### PROVIDED DATA
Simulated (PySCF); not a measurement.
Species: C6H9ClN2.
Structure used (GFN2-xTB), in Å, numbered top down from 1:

### REQUIREMENT
Return the material in full, restating each entry word for word.

### ANSWER AREA
Simulated (PySCF); not a measurement.
Species: C6H9ClN2.
Structure used (GFN2-xTB), in Å, numbered top down from 1:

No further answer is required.